Data excerpts →
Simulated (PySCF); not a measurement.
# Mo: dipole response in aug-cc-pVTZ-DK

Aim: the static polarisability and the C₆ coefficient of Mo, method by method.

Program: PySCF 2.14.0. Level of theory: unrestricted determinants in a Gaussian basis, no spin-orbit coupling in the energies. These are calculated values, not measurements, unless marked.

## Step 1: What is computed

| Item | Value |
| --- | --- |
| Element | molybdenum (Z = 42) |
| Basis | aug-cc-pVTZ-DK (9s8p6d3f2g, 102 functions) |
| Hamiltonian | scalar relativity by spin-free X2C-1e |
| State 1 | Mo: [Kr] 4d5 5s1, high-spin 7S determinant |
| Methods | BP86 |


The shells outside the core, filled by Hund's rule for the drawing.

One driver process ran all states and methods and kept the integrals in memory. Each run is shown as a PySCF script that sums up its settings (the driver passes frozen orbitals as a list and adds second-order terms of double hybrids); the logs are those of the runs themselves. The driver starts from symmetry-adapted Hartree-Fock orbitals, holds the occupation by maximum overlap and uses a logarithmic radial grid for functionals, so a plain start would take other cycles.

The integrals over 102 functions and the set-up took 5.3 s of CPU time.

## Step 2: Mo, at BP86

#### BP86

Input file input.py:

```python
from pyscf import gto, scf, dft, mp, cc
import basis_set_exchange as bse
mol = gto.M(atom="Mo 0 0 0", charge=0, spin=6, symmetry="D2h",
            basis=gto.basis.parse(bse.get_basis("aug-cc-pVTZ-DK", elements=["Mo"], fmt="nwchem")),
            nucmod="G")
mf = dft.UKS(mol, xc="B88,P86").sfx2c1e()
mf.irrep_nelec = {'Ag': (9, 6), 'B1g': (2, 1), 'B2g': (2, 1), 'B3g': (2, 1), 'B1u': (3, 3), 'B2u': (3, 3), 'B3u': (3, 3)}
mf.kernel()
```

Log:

Work order →
All lines above from the one with "spin-free X2C-1e |" to the one with "The shells outside", inclusive, should be copied exactly, and no other lines.

Answer box →
| Hamiltonian | scalar relativity by spin-free X2C-1e |
| State 1 | Mo: [Kr] 4d5 5s1, high-spin 7S determinant |
| Methods | BP86 |


The shells outside the core, filled by Hund's rule for the drawing.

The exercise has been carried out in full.